■ **EXERCISE**
Word for word, the listing below should be printed again.

(PROVIDED RECORDS Opens)

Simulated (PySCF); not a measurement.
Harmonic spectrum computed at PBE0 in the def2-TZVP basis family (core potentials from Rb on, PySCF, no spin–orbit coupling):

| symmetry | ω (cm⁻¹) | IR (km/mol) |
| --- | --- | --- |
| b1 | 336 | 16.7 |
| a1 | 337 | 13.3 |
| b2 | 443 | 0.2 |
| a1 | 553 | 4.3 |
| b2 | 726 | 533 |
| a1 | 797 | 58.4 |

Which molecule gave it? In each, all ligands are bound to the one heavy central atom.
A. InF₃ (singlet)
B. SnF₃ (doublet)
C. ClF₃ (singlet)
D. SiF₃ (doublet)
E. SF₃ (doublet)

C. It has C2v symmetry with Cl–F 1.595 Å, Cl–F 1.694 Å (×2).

(PROVIDED RECORDS Closes)

■ **RESULT**
Simulated (PySCF); not a measurement.
Harmonic spectrum computed at PBE0 in the def2-TZVP basis family (core potentials from Rb on, PySCF, no spin–orbit coupling):

| symmetry | ω (cm⁻¹) | IR (km/mol) |
| --- | --- | --- |
| b1 | 336 | 16.7 |
| a1 | 337 | 13.3 |
| b2 | 443 | 0.2 |
| a1 | 553 | 4.3 |
| b2 | 726 | 533 |
| a1 | 797 | 58.4 |

Which molecule gave it? In each, all ligands are bound to the one heavy central atom.
A. InF₃ (singlet)
B. SnF₃ (doublet)
C. ClF₃ (singlet)
D. SiF₃ (doublet)
E. SF₃ (doublet)

C. It has C2v symmetry with Cl–F 1.595 Å, Cl–F 1.694 Å (×2).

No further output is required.